■ WORK ITEM:
Where the records below reach the line containing "0.94 ± 0.02 N/m | 1.2 J/m² |", start transcribing, and end with the line containing "0.78 ± 0.02 N/m | 1.2 J/m² |", exactly and with nothing else added.

■ INFORMATION SUPPLIED:

*** Block opens ***

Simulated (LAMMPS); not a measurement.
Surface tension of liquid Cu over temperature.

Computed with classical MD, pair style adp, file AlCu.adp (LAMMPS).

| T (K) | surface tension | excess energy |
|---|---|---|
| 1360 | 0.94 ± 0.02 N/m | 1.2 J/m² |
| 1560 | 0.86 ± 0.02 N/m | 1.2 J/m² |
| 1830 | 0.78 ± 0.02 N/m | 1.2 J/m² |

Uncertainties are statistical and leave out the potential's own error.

*** Block closes ***

■ TASK SOLUTION:
| 1360 | 0.94 ± 0.02 N/m | 1.2 J/m² |
| 1560 | 0.86 ± 0.02 N/m | 1.2 J/m² |
| 1830 | 0.78 ± 0.02 N/m | 1.2 J/m² |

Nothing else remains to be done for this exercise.